Look below for the line containing "It is cubic, Fm-3m" and the line containing "The basis is"; repeat exactly those two lines and all lines between them, and nothing else.

*** Supplied information ***

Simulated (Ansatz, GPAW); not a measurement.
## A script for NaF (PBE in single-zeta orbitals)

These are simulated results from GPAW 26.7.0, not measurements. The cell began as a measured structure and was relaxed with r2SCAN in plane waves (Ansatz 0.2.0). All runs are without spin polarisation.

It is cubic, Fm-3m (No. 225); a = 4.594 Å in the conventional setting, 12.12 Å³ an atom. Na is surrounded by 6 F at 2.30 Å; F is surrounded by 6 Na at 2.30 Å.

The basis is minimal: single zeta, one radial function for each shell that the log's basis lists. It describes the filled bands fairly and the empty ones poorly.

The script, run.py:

*** End of Supplied information ***

• **Task answer**:
It is cubic, Fm-3m (No. 225); a = 4.594 Å in the conventional setting, 12.12 Å³ an atom. Na is surrounded by 6 F at 2.30 Å; F is surrounded by 6 Na at 2.30 Å.

The basis is minimal: single zeta, one radial function for each shell that the log's basis lists. It describes the filled bands fairly and the empty ones poorly.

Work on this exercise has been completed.